*DATASET CONTENT*.
★ ★ ★ ★
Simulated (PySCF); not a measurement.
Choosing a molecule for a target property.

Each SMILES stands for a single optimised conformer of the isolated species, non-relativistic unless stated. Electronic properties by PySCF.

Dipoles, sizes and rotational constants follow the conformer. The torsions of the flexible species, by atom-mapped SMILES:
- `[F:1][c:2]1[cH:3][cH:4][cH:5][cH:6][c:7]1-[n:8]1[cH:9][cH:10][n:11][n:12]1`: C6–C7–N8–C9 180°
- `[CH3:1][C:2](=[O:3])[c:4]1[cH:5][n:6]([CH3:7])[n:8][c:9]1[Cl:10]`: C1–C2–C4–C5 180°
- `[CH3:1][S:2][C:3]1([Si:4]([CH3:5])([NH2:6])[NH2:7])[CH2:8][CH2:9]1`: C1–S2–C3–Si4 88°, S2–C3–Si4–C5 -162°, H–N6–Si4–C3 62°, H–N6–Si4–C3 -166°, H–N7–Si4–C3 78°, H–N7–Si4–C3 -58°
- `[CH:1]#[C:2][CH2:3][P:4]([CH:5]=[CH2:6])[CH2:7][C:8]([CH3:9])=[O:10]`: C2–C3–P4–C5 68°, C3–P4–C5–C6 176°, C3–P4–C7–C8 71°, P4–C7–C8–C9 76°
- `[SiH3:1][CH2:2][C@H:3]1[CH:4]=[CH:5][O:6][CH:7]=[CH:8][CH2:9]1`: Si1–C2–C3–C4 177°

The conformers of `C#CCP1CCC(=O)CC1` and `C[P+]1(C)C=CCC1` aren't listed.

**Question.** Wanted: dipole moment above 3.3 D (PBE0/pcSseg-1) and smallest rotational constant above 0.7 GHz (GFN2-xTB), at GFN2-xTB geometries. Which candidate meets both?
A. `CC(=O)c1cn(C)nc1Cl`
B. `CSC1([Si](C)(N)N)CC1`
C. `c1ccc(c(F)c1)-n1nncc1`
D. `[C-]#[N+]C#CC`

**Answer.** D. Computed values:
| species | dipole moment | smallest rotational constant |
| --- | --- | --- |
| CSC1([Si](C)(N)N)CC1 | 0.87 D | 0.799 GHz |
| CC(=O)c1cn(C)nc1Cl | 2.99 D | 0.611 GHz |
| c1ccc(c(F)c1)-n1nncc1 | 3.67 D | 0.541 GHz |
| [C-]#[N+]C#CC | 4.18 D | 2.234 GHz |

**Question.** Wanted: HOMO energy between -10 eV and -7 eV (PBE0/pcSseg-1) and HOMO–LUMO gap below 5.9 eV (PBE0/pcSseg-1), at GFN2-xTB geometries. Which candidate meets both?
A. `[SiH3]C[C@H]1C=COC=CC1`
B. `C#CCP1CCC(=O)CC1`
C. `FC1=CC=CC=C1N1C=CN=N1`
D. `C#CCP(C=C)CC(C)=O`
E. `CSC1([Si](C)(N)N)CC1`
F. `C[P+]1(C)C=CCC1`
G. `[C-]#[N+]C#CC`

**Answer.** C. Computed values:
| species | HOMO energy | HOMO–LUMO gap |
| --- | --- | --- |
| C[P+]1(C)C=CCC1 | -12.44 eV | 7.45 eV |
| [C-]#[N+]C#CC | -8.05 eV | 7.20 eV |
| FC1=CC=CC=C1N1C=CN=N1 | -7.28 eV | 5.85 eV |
★ ★ ★ ★

*ASSIGNED TASK*. Please output the lines of the listing above that fall in the stretch from the one with "0.611 GHz |" through the one with "2.234 GHz |", exactly and only those.

*TASK RESULT*.
| CC(=O)c1cn(C)nc1Cl | 2.99 D | 0.611 GHz |
| c1ccc(c(F)c1)-n1nncc1 | 3.67 D | 0.541 GHz |
| [C-]#[N+]C#CC | 4.18 D | 2.234 GHz |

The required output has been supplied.